Work order:
Reproduce the first line of the material below and each line after it, exactly, through the line containing "(3) 37.0 GPa.", and give nothing more.

Entries shown:
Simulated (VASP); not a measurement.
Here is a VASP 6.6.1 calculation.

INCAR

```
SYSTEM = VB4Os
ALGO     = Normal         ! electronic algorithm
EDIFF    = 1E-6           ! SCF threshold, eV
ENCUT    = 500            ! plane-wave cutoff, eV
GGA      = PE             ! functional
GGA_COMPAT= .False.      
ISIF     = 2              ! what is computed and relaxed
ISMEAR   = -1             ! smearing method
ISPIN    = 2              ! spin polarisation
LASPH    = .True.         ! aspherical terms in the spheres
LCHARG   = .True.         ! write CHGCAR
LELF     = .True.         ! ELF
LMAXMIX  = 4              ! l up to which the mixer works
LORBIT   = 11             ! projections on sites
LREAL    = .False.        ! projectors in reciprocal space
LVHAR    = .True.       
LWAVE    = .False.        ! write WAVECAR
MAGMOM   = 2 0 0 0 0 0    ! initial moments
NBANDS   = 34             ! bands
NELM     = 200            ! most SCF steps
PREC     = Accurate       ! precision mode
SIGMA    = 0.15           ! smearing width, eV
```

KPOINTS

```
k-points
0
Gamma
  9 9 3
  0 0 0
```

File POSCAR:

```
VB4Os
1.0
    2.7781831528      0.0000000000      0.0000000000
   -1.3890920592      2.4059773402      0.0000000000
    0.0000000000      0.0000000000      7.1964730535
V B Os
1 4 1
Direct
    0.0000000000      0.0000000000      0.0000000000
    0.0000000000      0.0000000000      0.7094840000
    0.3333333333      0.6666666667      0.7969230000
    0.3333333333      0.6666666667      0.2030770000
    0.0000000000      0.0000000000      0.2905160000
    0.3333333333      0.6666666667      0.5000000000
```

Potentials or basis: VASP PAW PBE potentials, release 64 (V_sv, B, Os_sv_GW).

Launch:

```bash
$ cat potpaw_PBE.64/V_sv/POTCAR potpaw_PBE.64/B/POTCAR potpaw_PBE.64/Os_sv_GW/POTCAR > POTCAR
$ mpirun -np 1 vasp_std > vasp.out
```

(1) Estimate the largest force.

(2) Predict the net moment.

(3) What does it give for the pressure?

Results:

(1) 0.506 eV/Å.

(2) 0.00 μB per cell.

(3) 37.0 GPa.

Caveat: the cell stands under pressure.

Response area:
Simulated (VASP); not a measurement.
Here is a VASP 6.6.1 calculation.

INCAR

```
SYSTEM = VB4Os
ALGO     = Normal         ! electronic algorithm
EDIFF    = 1E-6           ! SCF threshold, eV
ENCUT    = 500            ! plane-wave cutoff, eV
GGA      = PE             ! functional
GGA_COMPAT= .False.      
ISIF     = 2              ! what is computed and relaxed
ISMEAR   = -1             ! smearing method
ISPIN    = 2              ! spin polarisation
LASPH    = .True.         ! aspherical terms in the spheres
LCHARG   = .True.         ! write CHGCAR
LELF     = .True.         ! ELF
LMAXMIX  = 4              ! l up to which the mixer works
LORBIT   = 11             ! projections on sites
LREAL    = .False.        ! projectors in reciprocal space
LVHAR    = .True.       
LWAVE    = .False.        ! write WAVECAR
MAGMOM   = 2 0 0 0 0 0    ! initial moments
NBANDS   = 34             ! bands
NELM     = 200            ! most SCF steps
PREC     = Accurate       ! precision mode
SIGMA    = 0.15           ! smearing width, eV
```

KPOINTS

```
k-points
0
Gamma
  9 9 3
  0 0 0
```

File POSCAR:

```
VB4Os
1.0
    2.7781831528      0.0000000000      0.0000000000
   -1.3890920592      2.4059773402      0.0000000000
    0.0000000000      0.0000000000      7.1964730535
V B Os
1 4 1
Direct
    0.0000000000      0.0000000000      0.0000000000
    0.0000000000      0.0000000000      0.7094840000
    0.3333333333      0.6666666667      0.7969230000
    0.3333333333      0.6666666667      0.2030770000
    0.0000000000      0.0000000000      0.2905160000
    0.3333333333      0.6666666667      0.5000000000
```

Potentials or basis: VASP PAW PBE potentials, release 64 (V_sv, B, Os_sv_GW).

Launch:

```bash
$ cat potpaw_PBE.64/V_sv/POTCAR potpaw_PBE.64/B/POTCAR potpaw_PBE.64/Os_sv_GW/POTCAR > POTCAR
$ mpirun -np 1 vasp_std > vasp.out
```

(1) Estimate the largest force.

(2) Predict the net moment.

(3) What does it give for the pressure?

Results:

(1) 0.506 eV/Å.

(2) 0.00 μB per cell.

(3) 37.0 GPa.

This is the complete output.